**Work task**. Produce as output only the lines below starting at the line with "Every centring test" and continuing through the line with "Rint stays low", each one exactly as written.

——————

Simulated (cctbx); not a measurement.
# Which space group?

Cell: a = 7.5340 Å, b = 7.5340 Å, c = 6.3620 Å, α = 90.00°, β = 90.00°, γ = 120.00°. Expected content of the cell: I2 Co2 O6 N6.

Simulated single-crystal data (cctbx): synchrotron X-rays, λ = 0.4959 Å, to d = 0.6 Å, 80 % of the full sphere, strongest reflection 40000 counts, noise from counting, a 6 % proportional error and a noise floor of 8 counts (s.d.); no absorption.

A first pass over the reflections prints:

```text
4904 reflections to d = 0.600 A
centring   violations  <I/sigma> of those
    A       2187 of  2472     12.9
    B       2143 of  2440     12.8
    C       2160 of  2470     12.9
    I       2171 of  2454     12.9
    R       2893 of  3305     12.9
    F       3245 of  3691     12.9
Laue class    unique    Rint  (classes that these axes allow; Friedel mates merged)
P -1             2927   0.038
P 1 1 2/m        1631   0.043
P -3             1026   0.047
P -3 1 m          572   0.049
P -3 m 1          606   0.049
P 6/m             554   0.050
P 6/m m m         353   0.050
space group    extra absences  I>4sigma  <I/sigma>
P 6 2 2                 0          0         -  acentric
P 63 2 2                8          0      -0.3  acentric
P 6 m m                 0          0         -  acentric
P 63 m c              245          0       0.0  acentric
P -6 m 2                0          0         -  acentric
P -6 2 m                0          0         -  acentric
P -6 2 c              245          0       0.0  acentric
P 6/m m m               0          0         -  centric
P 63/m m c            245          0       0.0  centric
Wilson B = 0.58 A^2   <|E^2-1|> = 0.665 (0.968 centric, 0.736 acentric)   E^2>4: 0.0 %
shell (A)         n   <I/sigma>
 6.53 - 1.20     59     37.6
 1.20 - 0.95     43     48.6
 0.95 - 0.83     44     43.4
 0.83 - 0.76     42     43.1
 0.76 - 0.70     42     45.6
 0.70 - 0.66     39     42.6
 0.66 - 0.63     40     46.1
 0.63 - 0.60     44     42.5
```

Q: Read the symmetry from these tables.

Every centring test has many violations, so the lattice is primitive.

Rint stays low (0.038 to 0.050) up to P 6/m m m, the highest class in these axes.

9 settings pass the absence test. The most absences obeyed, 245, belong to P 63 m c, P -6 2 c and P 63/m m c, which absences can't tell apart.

——————

**Written answer**.
Every centring test has many violations, so the lattice is primitive.

Rint stays low (0.038 to 0.050) up to P 6/m m m, the highest class in these axes.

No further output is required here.